*Data for review:*
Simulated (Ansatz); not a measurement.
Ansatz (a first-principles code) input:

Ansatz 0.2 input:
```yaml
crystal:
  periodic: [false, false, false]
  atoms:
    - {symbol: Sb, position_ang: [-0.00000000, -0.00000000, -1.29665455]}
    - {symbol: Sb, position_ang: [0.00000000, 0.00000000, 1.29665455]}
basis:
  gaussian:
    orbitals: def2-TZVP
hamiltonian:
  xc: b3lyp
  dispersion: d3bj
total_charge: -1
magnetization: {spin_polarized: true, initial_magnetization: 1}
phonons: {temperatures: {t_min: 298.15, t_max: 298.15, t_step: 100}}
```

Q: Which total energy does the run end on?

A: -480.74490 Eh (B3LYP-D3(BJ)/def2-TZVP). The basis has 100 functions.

*Work item:*
Your answer should be exactly the lines of the data above, from the first through the line containing "Q: Which total energy does the run end on?".

*Exercise response:*
Simulated (Ansatz); not a measurement.
Ansatz (a first-principles code) input:

Ansatz 0.2 input:
```yaml
crystal:
  periodic: [false, false, false]
  atoms:
    - {symbol: Sb, position_ang: [-0.00000000, -0.00000000, -1.29665455]}
    - {symbol: Sb, position_ang: [0.00000000, 0.00000000, 1.29665455]}
basis:
  gaussian:
    orbitals: def2-TZVP
hamiltonian:
  xc: b3lyp
  dispersion: d3bj
total_charge: -1
magnetization: {spin_polarized: true, initial_magnetization: 1}
phonons: {temperatures: {t_min: 298.15, t_max: 298.15, t_step: 100}}
```

Q: Which total energy does the run end on?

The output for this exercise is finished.